**ASSIGNED TASK:**
Please return only the lines from the one holding "Level of theory: r2SCAN" through the one holding "B, holes 2.0×10^21", exactly as they appear in the records below, both ends included.

**INFORMATION PROVIDED:**
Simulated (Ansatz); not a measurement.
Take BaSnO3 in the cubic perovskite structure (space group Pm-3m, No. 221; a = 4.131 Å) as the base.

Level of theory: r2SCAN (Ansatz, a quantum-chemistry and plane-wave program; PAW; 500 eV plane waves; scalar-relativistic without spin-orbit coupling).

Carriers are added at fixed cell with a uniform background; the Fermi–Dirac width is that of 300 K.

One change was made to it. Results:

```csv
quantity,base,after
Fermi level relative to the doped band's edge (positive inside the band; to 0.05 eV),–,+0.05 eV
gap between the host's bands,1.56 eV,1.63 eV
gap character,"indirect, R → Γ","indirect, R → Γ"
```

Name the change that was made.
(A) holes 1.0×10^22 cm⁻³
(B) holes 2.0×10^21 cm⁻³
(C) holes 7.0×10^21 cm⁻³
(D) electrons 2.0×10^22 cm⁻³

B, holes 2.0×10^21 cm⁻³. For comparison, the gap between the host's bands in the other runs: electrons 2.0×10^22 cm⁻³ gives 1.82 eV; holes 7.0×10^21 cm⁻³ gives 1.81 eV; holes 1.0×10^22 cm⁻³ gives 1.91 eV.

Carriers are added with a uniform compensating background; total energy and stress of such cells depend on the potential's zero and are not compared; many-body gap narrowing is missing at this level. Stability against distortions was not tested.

**TASK SOLUTION:**
Level of theory: r2SCAN (Ansatz, a quantum-chemistry and plane-wave program; PAW; 500 eV plane waves; scalar-relativistic without spin-orbit coupling).

Carriers are added at fixed cell with a uniform background; the Fermi–Dirac width is that of 300 K.

One change was made to it. Results:

```csv
quantity,base,after
Fermi level relative to the doped band's edge (positive inside the band; to 0.05 eV),–,+0.05 eV
gap between the host's bands,1.56 eV,1.63 eV
gap character,"indirect, R → Γ","indirect, R → Γ"
```

Name the change that was made.
(A) holes 1.0×10^22 cm⁻³
(B) holes 2.0×10^21 cm⁻³
(C) holes 7.0×10^21 cm⁻³
(D) electrons 2.0×10^22 cm⁻³

B, holes 2.0×10^21 cm⁻³. For comparison, the gap between the host's bands in the other runs: electrons 2.0×10^22 cm⁻³ gives 1.82 eV; holes 7.0×10^21 cm⁻³ gives 1.81 eV; holes 1.0×10^22 cm⁻³ gives 1.91 eV.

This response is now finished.